**WORK INSTRUCTION**
Quote, with no changes, the lines that run from the top of the material to the line with "Computed with PySCF", both included.

==== DATA PROVIDED ====

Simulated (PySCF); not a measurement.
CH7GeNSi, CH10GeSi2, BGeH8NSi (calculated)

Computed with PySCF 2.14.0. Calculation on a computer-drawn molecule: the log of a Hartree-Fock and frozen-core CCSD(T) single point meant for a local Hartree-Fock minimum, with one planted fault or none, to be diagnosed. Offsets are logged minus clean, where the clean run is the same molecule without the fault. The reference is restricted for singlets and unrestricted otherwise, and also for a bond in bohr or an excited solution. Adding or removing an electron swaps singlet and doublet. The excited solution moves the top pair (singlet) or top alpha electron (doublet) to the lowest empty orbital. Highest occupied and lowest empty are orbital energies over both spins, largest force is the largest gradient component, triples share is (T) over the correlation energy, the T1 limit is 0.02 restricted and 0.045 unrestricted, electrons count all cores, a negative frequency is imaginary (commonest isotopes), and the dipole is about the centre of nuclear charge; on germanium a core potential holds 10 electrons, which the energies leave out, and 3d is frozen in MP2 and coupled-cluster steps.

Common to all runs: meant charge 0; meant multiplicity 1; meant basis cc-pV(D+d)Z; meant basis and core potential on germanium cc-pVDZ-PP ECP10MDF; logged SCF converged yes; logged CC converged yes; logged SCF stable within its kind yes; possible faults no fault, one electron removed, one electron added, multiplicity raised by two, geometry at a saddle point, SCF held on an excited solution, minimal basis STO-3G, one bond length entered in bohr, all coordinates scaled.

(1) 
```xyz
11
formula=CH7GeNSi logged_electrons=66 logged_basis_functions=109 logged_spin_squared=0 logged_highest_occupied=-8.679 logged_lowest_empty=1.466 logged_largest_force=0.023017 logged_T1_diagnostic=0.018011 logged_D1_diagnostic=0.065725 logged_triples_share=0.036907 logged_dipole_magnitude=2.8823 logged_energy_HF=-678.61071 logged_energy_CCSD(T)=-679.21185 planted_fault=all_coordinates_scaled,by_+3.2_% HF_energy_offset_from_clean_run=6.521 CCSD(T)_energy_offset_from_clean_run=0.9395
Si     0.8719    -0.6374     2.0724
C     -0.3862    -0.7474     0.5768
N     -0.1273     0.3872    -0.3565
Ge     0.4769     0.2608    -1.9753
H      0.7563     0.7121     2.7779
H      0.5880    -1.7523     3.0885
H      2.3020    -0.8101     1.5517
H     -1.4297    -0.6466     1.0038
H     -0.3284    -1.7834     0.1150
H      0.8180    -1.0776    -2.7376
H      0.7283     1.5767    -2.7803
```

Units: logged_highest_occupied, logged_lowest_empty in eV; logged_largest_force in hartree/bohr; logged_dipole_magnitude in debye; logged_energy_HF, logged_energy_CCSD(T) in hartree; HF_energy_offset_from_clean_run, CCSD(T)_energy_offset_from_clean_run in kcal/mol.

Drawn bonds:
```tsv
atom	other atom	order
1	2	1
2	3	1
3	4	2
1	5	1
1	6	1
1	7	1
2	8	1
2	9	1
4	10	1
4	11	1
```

====

**EXPECTED ANSWER**
Simulated (PySCF); not a measurement.
CH7GeNSi, CH10GeSi2, BGeH8NSi (calculated)

Computed with PySCF 2.14.0. Calculation on a computer-drawn molecule: the log of a Hartree-Fock and frozen-core CCSD(T) single point meant for a local Hartree-Fock minimum, with one planted fault or none, to be diagnosed. Offsets are logged minus clean, where the clean run is the same molecule without the fault. The reference is restricted for singlets and unrestricted otherwise, and also for a bond in bohr or an excited solution. Adding or removing an electron swaps singlet and doublet. The excited solution moves the top pair (singlet) or top alpha electron (doublet) to the lowest empty orbital. Highest occupied and lowest empty are orbital energies over both spins, largest force is the largest gradient component, triples share is (T) over the correlation energy, the T1 limit is 0.02 restricted and 0.045 unrestricted, electrons count all cores, a negative frequency is imaginary (commonest isotopes), and the dipole is about the centre of nuclear charge; on germanium a core potential holds 10 electrons, which the energies leave out, and 3d is frozen in MP2 and coupled-cluster steps.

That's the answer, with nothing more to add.